• _DATA PROVIDED_
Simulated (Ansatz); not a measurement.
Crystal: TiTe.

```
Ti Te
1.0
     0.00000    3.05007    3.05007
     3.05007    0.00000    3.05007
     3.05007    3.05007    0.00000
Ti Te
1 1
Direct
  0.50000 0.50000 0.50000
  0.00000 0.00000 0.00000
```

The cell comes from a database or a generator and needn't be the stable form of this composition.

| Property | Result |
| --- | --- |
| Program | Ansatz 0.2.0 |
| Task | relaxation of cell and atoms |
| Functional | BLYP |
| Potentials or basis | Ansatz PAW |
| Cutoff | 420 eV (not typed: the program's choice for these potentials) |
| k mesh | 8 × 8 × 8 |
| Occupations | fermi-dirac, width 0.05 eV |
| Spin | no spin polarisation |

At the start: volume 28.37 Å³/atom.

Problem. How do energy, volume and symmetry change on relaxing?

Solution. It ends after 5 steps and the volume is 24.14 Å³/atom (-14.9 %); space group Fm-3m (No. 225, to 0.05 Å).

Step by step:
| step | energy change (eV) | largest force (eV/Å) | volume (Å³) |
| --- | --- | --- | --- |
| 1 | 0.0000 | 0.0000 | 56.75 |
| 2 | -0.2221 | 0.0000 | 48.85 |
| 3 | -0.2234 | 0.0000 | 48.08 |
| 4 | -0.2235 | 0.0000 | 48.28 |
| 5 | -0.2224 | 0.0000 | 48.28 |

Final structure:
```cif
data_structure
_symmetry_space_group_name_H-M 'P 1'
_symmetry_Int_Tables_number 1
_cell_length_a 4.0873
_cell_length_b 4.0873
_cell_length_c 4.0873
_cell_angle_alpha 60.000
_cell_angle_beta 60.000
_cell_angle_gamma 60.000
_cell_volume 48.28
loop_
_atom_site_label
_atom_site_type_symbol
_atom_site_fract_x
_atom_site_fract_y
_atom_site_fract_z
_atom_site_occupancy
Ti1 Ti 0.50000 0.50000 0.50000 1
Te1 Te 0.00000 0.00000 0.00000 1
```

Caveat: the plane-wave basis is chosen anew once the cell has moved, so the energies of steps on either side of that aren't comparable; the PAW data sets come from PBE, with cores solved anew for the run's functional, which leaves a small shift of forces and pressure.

• _WORK ITEM_
The exact lines of the material above starting at the one that contains "Problem. How do" and ending at the one that contains "0.0000 | 56.75 |" are what to retype; leave out everything else.

• _TASK SOLUTION_
Problem. How do energy, volume and symmetry change on relaxing?

Solution. It ends after 5 steps and the volume is 24.14 Å³/atom (-14.9 %); space group Fm-3m (No. 225, to 0.05 Å).

Step by step:
| step | energy change (eV) | largest force (eV/Å) | volume (Å³) |
| --- | --- | --- | --- |
| 1 | 0.0000 | 0.0000 | 56.75 |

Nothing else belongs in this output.